» Exercise
Could you transcribe the whole listing, keeping every line exactly the same?

============================================================

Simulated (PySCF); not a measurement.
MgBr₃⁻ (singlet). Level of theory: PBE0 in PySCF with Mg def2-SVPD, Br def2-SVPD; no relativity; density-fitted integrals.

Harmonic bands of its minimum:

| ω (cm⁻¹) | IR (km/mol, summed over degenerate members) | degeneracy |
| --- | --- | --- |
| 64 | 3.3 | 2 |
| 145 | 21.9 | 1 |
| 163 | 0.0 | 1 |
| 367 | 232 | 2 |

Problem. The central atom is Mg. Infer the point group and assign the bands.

============================================================

» Your response
Simulated (PySCF); not a measurement.
MgBr₃⁻ (singlet). Level of theory: PBE0 in PySCF with Mg def2-SVPD, Br def2-SVPD; no relativity; density-fitted integrals.

Harmonic bands of its minimum:

| ω (cm⁻¹) | IR (km/mol, summed over degenerate members) | degeneracy |
| --- | --- | --- |
| 64 | 3.3 | 2 |
| 145 | 21.9 | 1 |
| 163 | 0.0 | 1 |
| 367 | 232 | 2 |

Problem. The central atom is Mg. Infer the point group and assign the bands.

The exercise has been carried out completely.